_Work instruction_: Reproduce, character for character, the entries from their opening line through the line with "- Functional: r2SCAN".

Recorded data Start Marker

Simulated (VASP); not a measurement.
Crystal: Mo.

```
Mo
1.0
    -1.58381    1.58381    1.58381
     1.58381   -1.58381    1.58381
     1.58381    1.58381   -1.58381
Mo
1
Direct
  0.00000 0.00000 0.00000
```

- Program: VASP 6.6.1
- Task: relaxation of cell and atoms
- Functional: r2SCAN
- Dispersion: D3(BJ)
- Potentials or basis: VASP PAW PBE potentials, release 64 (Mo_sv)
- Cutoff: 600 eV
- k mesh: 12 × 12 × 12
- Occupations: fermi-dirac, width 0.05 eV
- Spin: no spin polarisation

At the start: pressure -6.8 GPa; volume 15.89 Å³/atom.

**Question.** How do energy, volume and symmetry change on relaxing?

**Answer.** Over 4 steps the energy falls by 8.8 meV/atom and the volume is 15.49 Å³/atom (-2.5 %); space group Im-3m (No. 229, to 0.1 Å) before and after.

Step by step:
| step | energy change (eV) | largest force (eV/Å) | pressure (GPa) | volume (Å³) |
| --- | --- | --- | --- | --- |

Recorded data End Marker

_Written solution_:
Simulated (VASP); not a measurement.
Crystal: Mo.

```
Mo
1.0
    -1.58381    1.58381    1.58381
     1.58381   -1.58381    1.58381
     1.58381    1.58381   -1.58381
Mo
1
Direct
  0.00000 0.00000 0.00000
```

- Program: VASP 6.6.1
- Task: relaxation of cell and atoms
- Functional: r2SCAN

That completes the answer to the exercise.